**** Record excerpts

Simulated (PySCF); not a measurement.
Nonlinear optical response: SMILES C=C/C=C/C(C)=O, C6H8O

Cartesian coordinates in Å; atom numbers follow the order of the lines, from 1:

********

## Required action:
Write the material out again word for word.

## Response:
Simulated (PySCF); not a measurement.
Nonlinear optical response: SMILES C=C/C=C/C(C)=O, C6H8O

Cartesian coordinates in Å; atom numbers follow the order of the lines, from 1:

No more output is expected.